=== Supplied records ===

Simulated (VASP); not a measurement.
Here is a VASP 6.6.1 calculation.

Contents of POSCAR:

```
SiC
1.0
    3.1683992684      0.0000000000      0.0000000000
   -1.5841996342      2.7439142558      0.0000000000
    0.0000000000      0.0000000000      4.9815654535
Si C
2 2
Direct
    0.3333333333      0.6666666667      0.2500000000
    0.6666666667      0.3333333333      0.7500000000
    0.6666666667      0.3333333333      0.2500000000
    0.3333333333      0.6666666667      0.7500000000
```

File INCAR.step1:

===

» **Work request**:
One exact transcript of the whole listing is the expected answer.

» **Response area**:
Simulated (VASP); not a measurement.
Here is a VASP 6.6.1 calculation.

Contents of POSCAR:

```
SiC
1.0
    3.1683992684      0.0000000000      0.0000000000
   -1.5841996342      2.7439142558      0.0000000000
    0.0000000000      0.0000000000      4.9815654535
Si C
2 2
Direct
    0.3333333333      0.6666666667      0.2500000000
    0.6666666667      0.3333333333      0.7500000000
    0.6666666667      0.3333333333      0.2500000000
    0.3333333333      0.6666666667      0.7500000000
```

File INCAR.step1:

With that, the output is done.